Segment Open

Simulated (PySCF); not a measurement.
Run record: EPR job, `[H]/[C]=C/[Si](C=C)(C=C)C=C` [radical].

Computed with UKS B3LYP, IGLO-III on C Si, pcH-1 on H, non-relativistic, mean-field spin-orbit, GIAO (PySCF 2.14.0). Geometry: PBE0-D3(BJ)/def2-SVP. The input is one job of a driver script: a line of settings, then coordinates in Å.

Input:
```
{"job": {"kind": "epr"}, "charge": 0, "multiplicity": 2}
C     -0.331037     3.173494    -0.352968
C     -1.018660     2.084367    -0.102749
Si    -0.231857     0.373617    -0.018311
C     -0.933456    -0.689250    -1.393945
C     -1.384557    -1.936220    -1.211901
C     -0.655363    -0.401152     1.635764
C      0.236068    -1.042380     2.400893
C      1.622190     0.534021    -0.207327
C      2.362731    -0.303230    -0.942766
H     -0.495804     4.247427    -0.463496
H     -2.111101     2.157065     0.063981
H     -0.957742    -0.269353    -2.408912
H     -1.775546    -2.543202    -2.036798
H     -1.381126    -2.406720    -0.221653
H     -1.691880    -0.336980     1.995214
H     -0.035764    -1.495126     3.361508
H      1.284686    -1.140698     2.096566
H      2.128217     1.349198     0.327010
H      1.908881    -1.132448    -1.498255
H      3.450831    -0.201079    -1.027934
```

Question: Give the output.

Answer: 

Segment Closed

=== Activity ===
Beginning with the first line of the listing above, print each line exactly until you have printed the line that contains "Question: Give the output.".

=== Answer section ===
Simulated (PySCF); not a measurement.
Run record: EPR job, `[H]/[C]=C/[Si](C=C)(C=C)C=C` [radical].

Computed with UKS B3LYP, IGLO-III on C Si, pcH-1 on H, non-relativistic, mean-field spin-orbit, GIAO (PySCF 2.14.0). Geometry: PBE0-D3(BJ)/def2-SVP. The input is one job of a driver script: a line of settings, then coordinates in Å.

Input:
```
{"job": {"kind": "epr"}, "charge": 0, "multiplicity": 2}
C     -0.331037     3.173494    -0.352968
C     -1.018660     2.084367    -0.102749
Si    -0.231857     0.373617    -0.018311
C     -0.933456    -0.689250    -1.393945
C     -1.384557    -1.936220    -1.211901
C     -0.655363    -0.401152     1.635764
C      0.236068    -1.042380     2.400893
C      1.622190     0.534021    -0.207327
C      2.362731    -0.303230    -0.942766
H     -0.495804     4.247427    -0.463496
H     -2.111101     2.157065     0.063981
H     -0.957742    -0.269353    -2.408912
H     -1.775546    -2.543202    -2.036798
H     -1.381126    -2.406720    -0.221653
H     -1.691880    -0.336980     1.995214
H     -0.035764    -1.495126     3.361508
H      1.284686    -1.140698     2.096566
H      2.128217     1.349198     0.327010
H      1.908881    -1.132448    -1.498255
H      3.450831    -0.201079    -1.027934
```

Question: Give the output.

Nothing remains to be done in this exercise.